◆ ASSIGNMENT ◆
What you return must match the listing word for word.

◆ EXTRACTED RECORDS ◆
=== Section Start ===
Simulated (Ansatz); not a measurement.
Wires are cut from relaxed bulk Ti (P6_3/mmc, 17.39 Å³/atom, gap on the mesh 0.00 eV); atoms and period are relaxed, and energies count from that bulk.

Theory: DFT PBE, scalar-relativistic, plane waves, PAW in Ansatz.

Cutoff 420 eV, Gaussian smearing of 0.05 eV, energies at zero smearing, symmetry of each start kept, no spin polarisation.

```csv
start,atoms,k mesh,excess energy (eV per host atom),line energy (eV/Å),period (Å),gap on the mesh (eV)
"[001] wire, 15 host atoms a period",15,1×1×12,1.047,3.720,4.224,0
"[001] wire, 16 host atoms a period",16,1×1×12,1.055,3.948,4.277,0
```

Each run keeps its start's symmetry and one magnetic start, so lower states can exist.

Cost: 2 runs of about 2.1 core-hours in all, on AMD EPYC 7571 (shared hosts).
=== Section End ===

◆ EXERCISE ANSWER ◆
Simulated (Ansatz); not a measurement.
Wires are cut from relaxed bulk Ti (P6_3/mmc, 17.39 Å³/atom, gap on the mesh 0.00 eV); atoms and period are relaxed, and energies count from that bulk.

Theory: DFT PBE, scalar-relativistic, plane waves, PAW in Ansatz.

Cutoff 420 eV, Gaussian smearing of 0.05 eV, energies at zero smearing, symmetry of each start kept, no spin polarisation.

```csv
start,atoms,k mesh,excess energy (eV per host atom),line energy (eV/Å),period (Å),gap on the mesh (eV)
"[001] wire, 15 host atoms a period",15,1×1×12,1.047,3.720,4.224,0
"[001] wire, 16 host atoms a period",16,1×1×12,1.055,3.948,4.277,0
```

Each run keeps its start's symmetry and one magnetic start, so lower states can exist.

Cost: 2 runs of about 2.1 core-hours in all, on AMD EPYC 7571 (shared hosts).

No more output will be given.